= = = =

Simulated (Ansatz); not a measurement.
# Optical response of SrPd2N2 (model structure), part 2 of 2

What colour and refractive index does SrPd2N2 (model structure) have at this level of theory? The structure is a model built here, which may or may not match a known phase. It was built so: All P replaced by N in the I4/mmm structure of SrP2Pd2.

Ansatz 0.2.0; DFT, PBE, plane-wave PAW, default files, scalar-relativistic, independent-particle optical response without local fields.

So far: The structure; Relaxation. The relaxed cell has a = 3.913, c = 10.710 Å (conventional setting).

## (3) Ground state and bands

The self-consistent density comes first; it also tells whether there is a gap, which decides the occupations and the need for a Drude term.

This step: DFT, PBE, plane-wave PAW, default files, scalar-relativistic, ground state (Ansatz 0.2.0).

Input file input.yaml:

= = = =

**REQUIRED ACTION:** Starting at the first line of the listing, retype every line up to and including the one with "This step: DFT, PBE, plane-wave".

**TASK RESULT:**
Simulated (Ansatz); not a measurement.
# Optical response of SrPd2N2 (model structure), part 2 of 2

What colour and refractive index does SrPd2N2 (model structure) have at this level of theory? The structure is a model built here, which may or may not match a known phase. It was built so: All P replaced by N in the I4/mmm structure of SrP2Pd2.

Ansatz 0.2.0; DFT, PBE, plane-wave PAW, default files, scalar-relativistic, independent-particle optical response without local fields.

So far: The structure; Relaxation. The relaxed cell has a = 3.913, c = 10.710 Å (conventional setting).

## (3) Ground state and bands

The self-consistent density comes first; it also tells whether there is a gap, which decides the occupations and the need for a Drude term.

This step: DFT, PBE, plane-wave PAW, default files, scalar-relativistic, ground state (Ansatz 0.2.0).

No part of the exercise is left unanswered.